WORK INSTRUCTION | From the first line to the last, transcribe the material exactly.

INFORMATION SHOWN |
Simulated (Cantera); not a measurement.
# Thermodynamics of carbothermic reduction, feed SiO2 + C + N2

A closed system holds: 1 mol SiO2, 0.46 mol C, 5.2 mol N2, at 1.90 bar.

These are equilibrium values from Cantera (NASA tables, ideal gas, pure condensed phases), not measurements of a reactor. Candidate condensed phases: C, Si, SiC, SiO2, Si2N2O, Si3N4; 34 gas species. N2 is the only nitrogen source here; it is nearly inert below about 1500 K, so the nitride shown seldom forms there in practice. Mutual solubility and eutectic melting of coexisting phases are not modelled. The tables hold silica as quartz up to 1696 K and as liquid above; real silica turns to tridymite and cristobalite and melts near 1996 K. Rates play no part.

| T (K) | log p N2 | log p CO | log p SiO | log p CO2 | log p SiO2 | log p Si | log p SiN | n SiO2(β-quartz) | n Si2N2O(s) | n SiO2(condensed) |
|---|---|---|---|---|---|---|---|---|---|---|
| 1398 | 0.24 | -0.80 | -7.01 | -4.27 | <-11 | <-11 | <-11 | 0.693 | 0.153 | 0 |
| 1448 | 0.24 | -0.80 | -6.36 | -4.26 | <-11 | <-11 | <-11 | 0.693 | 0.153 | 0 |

YOUR RESPONSE |
Simulated (Cantera); not a measurement.
# Thermodynamics of carbothermic reduction, feed SiO2 + C + N2

A closed system holds: 1 mol SiO2, 0.46 mol C, 5.2 mol N2, at 1.90 bar.

These are equilibrium values from Cantera (NASA tables, ideal gas, pure condensed phases), not measurements of a reactor. Candidate condensed phases: C, Si, SiC, SiO2, Si2N2O, Si3N4; 34 gas species. N2 is the only nitrogen source here; it is nearly inert below about 1500 K, so the nitride shown seldom forms there in practice. Mutual solubility and eutectic melting of coexisting phases are not modelled. The tables hold silica as quartz up to 1696 K and as liquid above; real silica turns to tridymite and cristobalite and melts near 1996 K. Rates play no part.

| T (K) | log p N2 | log p CO | log p SiO | log p CO2 | log p SiO2 | log p Si | log p SiN | n SiO2(β-quartz) | n Si2N2O(s) | n SiO2(condensed) |
|---|---|---|---|---|---|---|---|---|---|---|
| 1398 | 0.24 | -0.80 | -7.01 | -4.27 | <-11 | <-11 | <-11 | 0.693 | 0.153 | 0 |
| 1448 | 0.24 | -0.80 | -6.36 | -4.26 | <-11 | <-11 | <-11 | 0.693 | 0.153 | 0 |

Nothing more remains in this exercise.